EXTRACTED ENTRIES:
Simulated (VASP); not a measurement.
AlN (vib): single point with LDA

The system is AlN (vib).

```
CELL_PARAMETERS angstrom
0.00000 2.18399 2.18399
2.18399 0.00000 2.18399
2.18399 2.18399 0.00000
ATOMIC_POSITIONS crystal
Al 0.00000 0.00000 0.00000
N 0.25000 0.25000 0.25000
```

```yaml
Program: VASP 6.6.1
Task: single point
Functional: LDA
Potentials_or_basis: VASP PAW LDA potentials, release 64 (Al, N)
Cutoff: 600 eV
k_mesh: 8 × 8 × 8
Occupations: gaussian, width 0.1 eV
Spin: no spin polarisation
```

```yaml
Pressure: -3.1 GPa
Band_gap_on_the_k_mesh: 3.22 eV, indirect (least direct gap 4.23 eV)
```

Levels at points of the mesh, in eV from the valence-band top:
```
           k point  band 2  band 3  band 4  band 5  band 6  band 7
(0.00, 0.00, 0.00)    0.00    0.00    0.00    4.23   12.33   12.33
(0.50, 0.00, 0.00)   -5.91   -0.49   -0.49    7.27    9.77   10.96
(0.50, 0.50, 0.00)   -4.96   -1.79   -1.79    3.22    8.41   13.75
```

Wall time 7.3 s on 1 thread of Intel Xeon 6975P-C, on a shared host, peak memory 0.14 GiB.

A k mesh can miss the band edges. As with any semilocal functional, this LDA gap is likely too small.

WORK ORDER:
Give back exactly the material above from its opening line to the line bearing "Wall time 7.3".

WORKED SOLUTION:
Simulated (VASP); not a measurement.
AlN (vib): single point with LDA

The system is AlN (vib).

```
CELL_PARAMETERS angstrom
0.00000 2.18399 2.18399
2.18399 0.00000 2.18399
2.18399 2.18399 0.00000
ATOMIC_POSITIONS crystal
Al 0.00000 0.00000 0.00000
N 0.25000 0.25000 0.25000
```

```yaml
Program: VASP 6.6.1
Task: single point
Functional: LDA
Potentials_or_basis: VASP PAW LDA potentials, release 64 (Al, N)
Cutoff: 600 eV
k_mesh: 8 × 8 × 8
Occupations: gaussian, width 0.1 eV
Spin: no spin polarisation
```

```yaml
Pressure: -3.1 GPa
Band_gap_on_the_k_mesh: 3.22 eV, indirect (least direct gap 4.23 eV)
```

Levels at points of the mesh, in eV from the valence-band top:
```
           k point  band 2  band 3  band 4  band 5  band 6  band 7
(0.00, 0.00, 0.00)    0.00    0.00    0.00    4.23   12.33   12.33
(0.50, 0.00, 0.00)   -5.91   -0.49   -0.49    7.27    9.77   10.96
(0.50, 0.50, 0.00)   -4.96   -1.79   -1.79    3.22    8.41   13.75
```

Wall time 7.3 s on 1 thread of Intel Xeon 6975P-C, on a shared host, peak memory 0.14 GiB.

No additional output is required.